[[ Given data open ]]

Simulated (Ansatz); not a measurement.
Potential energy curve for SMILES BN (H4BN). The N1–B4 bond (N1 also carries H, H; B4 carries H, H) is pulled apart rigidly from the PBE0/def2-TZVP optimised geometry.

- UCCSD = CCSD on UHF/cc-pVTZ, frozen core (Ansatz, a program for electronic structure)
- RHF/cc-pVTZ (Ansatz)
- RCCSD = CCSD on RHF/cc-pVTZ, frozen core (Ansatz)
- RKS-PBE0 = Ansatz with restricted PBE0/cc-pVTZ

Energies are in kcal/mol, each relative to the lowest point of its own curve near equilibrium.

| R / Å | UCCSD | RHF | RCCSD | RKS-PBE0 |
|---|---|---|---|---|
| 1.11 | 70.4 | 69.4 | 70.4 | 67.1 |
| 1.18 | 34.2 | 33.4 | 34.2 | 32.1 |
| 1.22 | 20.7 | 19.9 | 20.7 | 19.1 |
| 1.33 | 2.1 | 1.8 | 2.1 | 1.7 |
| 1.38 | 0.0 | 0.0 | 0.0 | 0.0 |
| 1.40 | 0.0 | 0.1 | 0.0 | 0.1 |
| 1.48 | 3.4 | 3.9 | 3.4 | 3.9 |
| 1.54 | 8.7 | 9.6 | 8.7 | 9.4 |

[[ Given data closed ]]

▶ [Required action]
Copy, please, every line from the start of the entries down to the line that holds "3.9 | 3.4 | 3.9 |", with both of those lines included and no others.

▶ [Your response]
Simulated (Ansatz); not a measurement.
Potential energy curve for SMILES BN (H4BN). The N1–B4 bond (N1 also carries H, H; B4 carries H, H) is pulled apart rigidly from the PBE0/def2-TZVP optimised geometry.

- UCCSD = CCSD on UHF/cc-pVTZ, frozen core (Ansatz, a program for electronic structure)
- RHF/cc-pVTZ (Ansatz)
- RCCSD = CCSD on RHF/cc-pVTZ, frozen core (Ansatz)
- RKS-PBE0 = Ansatz with restricted PBE0/cc-pVTZ

Energies are in kcal/mol, each relative to the lowest point of its own curve near equilibrium.

| R / Å | UCCSD | RHF | RCCSD | RKS-PBE0 |
|---|---|---|---|---|
| 1.11 | 70.4 | 69.4 | 70.4 | 67.1 |
| 1.18 | 34.2 | 33.4 | 34.2 | 32.1 |
| 1.22 | 20.7 | 19.9 | 20.7 | 19.1 |
| 1.33 | 2.1 | 1.8 | 2.1 | 1.7 |
| 1.38 | 0.0 | 0.0 | 0.0 | 0.0 |
| 1.40 | 0.0 | 0.1 | 0.0 | 0.1 |
| 1.48 | 3.4 | 3.9 | 3.4 | 3.9 |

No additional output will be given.